_Work order:_ The line containing "Q: Order them by band gap, lowest first." marks the end: write out exactly every line from the first line of the data below through that line, and only those.

_Given entries:_
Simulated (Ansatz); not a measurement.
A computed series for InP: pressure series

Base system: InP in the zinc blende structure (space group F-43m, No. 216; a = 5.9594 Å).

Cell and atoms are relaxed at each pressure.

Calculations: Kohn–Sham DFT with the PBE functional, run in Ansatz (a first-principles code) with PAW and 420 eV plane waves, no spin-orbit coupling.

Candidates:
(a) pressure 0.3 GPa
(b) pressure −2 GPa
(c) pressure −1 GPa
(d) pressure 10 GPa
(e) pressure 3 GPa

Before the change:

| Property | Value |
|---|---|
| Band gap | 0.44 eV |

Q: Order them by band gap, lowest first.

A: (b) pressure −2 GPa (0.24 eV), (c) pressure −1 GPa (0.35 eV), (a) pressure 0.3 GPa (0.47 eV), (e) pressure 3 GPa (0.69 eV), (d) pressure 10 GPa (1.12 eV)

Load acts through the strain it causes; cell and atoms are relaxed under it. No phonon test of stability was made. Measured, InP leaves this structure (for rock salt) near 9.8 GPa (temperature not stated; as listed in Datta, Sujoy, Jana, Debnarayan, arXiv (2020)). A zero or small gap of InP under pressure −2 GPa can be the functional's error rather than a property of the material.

_Response:_
Simulated (Ansatz); not a measurement.
A computed series for InP: pressure series

Base system: InP in the zinc blende structure (space group F-43m, No. 216; a = 5.9594 Å).

Cell and atoms are relaxed at each pressure.

Calculations: Kohn–Sham DFT with the PBE functional, run in Ansatz (a first-principles code) with PAW and 420 eV plane waves, no spin-orbit coupling.

Candidates:
(a) pressure 0.3 GPa
(b) pressure −2 GPa
(c) pressure −1 GPa
(d) pressure 10 GPa
(e) pressure 3 GPa

Before the change:

| Property | Value |
|---|---|
| Band gap | 0.44 eV |

Q: Order them by band gap, lowest first.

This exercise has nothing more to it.